########################################

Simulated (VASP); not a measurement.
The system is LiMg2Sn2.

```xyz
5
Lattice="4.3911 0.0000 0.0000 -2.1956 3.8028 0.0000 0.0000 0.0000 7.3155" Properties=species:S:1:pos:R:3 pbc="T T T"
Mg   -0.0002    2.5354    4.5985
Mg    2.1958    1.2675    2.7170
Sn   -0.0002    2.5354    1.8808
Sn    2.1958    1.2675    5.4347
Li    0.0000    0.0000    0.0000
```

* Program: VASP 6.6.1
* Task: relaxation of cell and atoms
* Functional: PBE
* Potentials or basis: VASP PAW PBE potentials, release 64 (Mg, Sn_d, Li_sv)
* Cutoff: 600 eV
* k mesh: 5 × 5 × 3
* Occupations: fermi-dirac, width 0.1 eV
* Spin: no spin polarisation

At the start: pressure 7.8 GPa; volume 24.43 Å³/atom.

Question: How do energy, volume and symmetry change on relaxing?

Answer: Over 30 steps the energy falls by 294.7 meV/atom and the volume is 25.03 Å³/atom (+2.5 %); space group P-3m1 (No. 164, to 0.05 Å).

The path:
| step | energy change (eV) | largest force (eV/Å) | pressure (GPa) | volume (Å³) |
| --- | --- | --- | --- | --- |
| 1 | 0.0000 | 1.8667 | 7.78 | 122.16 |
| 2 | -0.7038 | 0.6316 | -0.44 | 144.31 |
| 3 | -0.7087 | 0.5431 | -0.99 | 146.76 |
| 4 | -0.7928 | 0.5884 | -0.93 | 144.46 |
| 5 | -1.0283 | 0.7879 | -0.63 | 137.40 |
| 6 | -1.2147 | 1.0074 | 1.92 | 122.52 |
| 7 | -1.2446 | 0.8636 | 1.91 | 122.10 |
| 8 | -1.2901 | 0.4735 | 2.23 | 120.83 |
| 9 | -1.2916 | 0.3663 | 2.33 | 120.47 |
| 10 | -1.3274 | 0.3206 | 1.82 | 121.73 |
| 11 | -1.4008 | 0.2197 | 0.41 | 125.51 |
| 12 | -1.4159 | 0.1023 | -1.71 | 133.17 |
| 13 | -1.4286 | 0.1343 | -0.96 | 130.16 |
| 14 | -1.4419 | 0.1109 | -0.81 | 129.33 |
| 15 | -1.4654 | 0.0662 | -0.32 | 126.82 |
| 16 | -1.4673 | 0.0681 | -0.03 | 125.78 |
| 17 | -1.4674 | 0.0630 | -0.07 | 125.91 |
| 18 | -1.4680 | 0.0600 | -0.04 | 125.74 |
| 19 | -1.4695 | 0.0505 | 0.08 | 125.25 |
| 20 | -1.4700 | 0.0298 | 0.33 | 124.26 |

########################################

# Assignment
Type out again, exactly as written, the lines from the beginning of the material through the one containing "cell and atoms".

# Your solution
Simulated (VASP); not a measurement.
The system is LiMg2Sn2.

```xyz
5
Lattice="4.3911 0.0000 0.0000 -2.1956 3.8028 0.0000 0.0000 0.0000 7.3155" Properties=species:S:1:pos:R:3 pbc="T T T"
Mg   -0.0002    2.5354    4.5985
Mg    2.1958    1.2675    2.7170
Sn   -0.0002    2.5354    1.8808
Sn    2.1958    1.2675    5.4347
Li    0.0000    0.0000    0.0000
```

* Program: VASP 6.6.1
* Task: relaxation of cell and atoms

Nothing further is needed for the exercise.